ACTIVITY - In the listing below, find the line with "- Functional: PBE", then repeat exactly every line from the top through that one.

####################

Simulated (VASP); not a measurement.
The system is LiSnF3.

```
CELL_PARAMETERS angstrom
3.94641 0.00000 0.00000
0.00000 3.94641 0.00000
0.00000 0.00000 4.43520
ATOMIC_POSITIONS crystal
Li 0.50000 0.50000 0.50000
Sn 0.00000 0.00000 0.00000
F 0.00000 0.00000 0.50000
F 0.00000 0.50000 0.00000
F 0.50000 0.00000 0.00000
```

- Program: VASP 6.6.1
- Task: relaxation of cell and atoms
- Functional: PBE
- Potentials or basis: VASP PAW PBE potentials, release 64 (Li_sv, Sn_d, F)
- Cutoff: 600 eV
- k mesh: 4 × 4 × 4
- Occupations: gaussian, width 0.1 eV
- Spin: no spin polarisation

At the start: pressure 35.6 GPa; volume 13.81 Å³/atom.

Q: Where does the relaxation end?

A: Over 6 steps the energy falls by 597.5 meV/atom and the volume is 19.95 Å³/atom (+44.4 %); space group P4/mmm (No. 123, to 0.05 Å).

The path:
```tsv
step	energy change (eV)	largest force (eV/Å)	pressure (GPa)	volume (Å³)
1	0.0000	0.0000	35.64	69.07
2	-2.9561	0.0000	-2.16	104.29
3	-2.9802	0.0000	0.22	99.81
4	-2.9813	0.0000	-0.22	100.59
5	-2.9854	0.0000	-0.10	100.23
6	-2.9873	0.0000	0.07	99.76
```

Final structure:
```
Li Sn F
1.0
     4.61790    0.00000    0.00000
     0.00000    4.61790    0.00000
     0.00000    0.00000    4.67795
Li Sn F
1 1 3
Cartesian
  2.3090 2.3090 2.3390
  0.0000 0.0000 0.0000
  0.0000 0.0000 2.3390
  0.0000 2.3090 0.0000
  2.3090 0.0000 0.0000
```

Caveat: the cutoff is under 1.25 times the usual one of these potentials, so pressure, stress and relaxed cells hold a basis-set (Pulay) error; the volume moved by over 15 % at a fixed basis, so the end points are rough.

####################

WRITTEN ANSWER -
Simulated (VASP); not a measurement.
The system is LiSnF3.

```
CELL_PARAMETERS angstrom
3.94641 0.00000 0.00000
0.00000 3.94641 0.00000
0.00000 0.00000 4.43520
ATOMIC_POSITIONS crystal
Li 0.50000 0.50000 0.50000
Sn 0.00000 0.00000 0.00000
F 0.00000 0.00000 0.50000
F 0.00000 0.50000 0.00000
F 0.50000 0.00000 0.00000
```

- Program: VASP 6.6.1
- Task: relaxation of cell and atoms
- Functional: PBE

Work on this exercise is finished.